■ ■ ■

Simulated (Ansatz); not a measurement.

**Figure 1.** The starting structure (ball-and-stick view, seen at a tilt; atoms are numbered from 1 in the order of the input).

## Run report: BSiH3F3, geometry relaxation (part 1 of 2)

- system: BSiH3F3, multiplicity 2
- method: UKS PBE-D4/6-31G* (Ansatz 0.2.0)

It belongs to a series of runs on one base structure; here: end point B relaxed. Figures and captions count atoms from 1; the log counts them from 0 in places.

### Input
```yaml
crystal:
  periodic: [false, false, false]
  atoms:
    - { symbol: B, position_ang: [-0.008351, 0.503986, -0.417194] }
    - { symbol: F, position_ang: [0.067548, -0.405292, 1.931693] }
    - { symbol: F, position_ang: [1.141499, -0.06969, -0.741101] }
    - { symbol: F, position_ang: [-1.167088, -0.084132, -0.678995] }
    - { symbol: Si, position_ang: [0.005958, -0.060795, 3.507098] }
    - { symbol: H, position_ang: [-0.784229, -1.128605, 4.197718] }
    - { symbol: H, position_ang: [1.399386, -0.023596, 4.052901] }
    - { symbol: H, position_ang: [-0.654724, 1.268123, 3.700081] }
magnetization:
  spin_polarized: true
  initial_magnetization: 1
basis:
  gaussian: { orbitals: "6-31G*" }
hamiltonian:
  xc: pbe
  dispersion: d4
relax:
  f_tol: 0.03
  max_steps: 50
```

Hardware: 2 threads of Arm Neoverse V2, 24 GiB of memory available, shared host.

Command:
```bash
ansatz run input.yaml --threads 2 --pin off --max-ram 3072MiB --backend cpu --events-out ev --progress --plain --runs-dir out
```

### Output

■ ■ ■

Assignment: Return nothing but the lines from the start of the listing above through the line containing "- system: BSiH3F3, multiplicity 2", exactly as given.

Written answer:
Simulated (Ansatz); not a measurement.

**Figure 1.** The starting structure (ball-and-stick view, seen at a tilt; atoms are numbered from 1 in the order of the input).

## Run report: BSiH3F3, geometry relaxation (part 1 of 2)

- system: BSiH3F3, multiplicity 2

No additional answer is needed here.